## WORK INSTRUCTION
Reproduce exactly, and only, the lines below from the one containing "Values are those" through the one containing "By CAM-B3LYP/def2-SVPD (TDDFT".

## RECORD SET
━━━━━━━━

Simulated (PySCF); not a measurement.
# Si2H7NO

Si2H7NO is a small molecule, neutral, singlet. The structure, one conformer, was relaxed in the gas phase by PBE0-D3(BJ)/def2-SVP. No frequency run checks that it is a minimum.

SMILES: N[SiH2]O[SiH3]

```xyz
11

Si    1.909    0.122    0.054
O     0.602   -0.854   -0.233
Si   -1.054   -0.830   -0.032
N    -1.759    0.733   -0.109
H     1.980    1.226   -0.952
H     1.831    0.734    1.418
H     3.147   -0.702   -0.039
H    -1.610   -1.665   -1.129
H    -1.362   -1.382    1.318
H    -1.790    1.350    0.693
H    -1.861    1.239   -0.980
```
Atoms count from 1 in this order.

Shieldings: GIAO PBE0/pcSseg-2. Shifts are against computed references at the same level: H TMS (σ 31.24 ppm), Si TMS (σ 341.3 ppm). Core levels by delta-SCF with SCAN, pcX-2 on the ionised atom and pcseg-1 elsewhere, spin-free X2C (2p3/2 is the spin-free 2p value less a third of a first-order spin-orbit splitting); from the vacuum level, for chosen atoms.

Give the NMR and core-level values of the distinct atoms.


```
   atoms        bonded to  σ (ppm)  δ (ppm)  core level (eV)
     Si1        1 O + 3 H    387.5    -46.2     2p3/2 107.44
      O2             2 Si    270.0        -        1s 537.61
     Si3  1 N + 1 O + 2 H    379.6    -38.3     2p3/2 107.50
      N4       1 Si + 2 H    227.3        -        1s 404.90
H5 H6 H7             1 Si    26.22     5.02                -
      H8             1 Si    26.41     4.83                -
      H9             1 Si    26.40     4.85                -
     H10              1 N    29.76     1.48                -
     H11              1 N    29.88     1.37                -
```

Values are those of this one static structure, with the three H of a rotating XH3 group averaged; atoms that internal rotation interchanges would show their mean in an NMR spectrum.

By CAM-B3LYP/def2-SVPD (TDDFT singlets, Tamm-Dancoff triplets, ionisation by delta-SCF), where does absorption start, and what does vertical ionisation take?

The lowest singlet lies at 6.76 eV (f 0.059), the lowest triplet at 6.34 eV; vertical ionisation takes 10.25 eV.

━━━━━━━━

## TASK SOLUTION
Values are those of this one static structure, with the three H of a rotating XH3 group averaged; atoms that internal rotation interchanges would show their mean in an NMR spectrum.

By CAM-B3LYP/def2-SVPD (TDDFT singlets, Tamm-Dancoff triplets, ionisation by delta-SCF), where does absorption start, and what does vertical ionisation take?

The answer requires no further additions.